### Study material
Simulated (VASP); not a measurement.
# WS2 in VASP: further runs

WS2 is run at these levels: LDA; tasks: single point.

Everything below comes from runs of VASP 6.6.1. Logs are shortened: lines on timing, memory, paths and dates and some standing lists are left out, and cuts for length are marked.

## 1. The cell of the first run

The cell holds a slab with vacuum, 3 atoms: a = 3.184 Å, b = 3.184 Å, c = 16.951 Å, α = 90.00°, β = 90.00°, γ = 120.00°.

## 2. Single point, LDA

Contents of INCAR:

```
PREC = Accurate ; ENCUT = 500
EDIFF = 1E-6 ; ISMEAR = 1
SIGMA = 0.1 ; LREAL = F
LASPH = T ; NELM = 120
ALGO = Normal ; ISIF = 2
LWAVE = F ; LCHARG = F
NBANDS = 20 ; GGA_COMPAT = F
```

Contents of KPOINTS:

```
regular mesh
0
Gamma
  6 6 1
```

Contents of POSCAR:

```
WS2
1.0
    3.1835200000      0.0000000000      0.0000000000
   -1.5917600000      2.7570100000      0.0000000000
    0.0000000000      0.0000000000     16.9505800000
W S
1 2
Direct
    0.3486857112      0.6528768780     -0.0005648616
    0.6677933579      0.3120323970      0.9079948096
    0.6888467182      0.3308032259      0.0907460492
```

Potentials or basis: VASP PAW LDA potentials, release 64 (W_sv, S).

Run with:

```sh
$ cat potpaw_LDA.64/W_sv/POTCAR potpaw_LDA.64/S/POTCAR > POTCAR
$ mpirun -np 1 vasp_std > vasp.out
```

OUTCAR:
######

▶ _Required action_:
Each line from the top of the material above through the line containing "WS2 is run at" must be output exactly, and no other line.

▶ _Expected answer_:
Simulated (VASP); not a measurement.
# WS2 in VASP: further runs

WS2 is run at these levels: LDA; tasks: single point.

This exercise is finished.